Task item. Until you reach the line containing "Q: Describe the relaxed structure.", reproduce each line of the listing exactly, please, and include that line as well.

Study material.
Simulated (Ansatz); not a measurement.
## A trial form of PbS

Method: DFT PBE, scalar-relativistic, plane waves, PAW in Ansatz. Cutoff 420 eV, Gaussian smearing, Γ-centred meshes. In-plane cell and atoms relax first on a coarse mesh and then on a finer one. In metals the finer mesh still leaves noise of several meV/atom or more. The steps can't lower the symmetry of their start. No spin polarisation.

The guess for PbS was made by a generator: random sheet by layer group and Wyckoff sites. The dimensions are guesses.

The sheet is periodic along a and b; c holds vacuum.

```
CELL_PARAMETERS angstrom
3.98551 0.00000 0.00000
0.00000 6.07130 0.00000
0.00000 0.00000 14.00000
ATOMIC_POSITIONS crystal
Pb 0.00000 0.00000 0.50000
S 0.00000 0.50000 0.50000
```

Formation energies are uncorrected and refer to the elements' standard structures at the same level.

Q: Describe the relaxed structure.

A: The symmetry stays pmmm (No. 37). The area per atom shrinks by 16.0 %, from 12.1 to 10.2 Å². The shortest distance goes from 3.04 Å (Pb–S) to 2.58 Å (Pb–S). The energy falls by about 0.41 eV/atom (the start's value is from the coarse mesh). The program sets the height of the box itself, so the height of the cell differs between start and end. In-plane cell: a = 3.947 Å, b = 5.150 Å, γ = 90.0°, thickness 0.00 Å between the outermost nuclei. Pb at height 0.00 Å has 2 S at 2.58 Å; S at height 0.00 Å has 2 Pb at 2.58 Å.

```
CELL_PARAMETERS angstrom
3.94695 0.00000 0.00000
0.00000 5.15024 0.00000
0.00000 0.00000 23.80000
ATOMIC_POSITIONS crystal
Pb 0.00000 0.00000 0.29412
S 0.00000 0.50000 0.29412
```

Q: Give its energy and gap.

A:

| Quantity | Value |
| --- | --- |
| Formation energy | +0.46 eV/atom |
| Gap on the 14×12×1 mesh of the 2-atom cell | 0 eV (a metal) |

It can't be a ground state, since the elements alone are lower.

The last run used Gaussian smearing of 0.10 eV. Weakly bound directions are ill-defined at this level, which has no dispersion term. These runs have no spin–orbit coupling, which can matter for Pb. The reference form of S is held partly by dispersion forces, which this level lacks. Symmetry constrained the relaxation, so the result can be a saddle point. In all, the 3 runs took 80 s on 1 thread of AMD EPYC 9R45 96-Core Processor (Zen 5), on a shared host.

Response.
Simulated (Ansatz); not a measurement.
## A trial form of PbS

Method: DFT PBE, scalar-relativistic, plane waves, PAW in Ansatz. Cutoff 420 eV, Gaussian smearing, Γ-centred meshes. In-plane cell and atoms relax first on a coarse mesh and then on a finer one. In metals the finer mesh still leaves noise of several meV/atom or more. The steps can't lower the symmetry of their start. No spin polarisation.

The guess for PbS was made by a generator: random sheet by layer group and Wyckoff sites. The dimensions are guesses.

The sheet is periodic along a and b; c holds vacuum.

```
CELL_PARAMETERS angstrom
3.98551 0.00000 0.00000
0.00000 6.07130 0.00000
0.00000 0.00000 14.00000
ATOMIC_POSITIONS crystal
Pb 0.00000 0.00000 0.50000
S 0.00000 0.50000 0.50000
```

Formation energies are uncorrected and refer to the elements' standard structures at the same level.

Q: Describe the relaxed structure.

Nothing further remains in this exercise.